○ ○ ○ ○ ○ ○ ○

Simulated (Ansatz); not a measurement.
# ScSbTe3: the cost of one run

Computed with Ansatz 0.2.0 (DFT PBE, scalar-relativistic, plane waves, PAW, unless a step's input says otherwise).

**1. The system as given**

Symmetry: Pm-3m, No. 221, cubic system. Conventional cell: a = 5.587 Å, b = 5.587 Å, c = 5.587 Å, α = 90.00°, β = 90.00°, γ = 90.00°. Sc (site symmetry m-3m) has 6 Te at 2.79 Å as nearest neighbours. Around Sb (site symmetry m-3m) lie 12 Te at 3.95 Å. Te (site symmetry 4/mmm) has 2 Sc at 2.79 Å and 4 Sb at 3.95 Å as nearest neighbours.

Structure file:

○ ○ ○ ○ ○ ○ ○

## ACTION ITEM
What is needed is a word-for-word copy of all the material.

## ANSWER SPACE
Simulated (Ansatz); not a measurement.
# ScSbTe3: the cost of one run

Computed with Ansatz 0.2.0 (DFT PBE, scalar-relativistic, plane waves, PAW, unless a step's input says otherwise).

**1. The system as given**

Symmetry: Pm-3m, No. 221, cubic system. Conventional cell: a = 5.587 Å, b = 5.587 Å, c = 5.587 Å, α = 90.00°, β = 90.00°, γ = 90.00°. Sc (site symmetry m-3m) has 6 Te at 2.79 Å as nearest neighbours. Around Sb (site symmetry m-3m) lie 12 Te at 3.95 Å. Te (site symmetry 4/mmm) has 2 Sc at 2.79 Å and 4 Sb at 3.95 Å as nearest neighbours.

Structure file:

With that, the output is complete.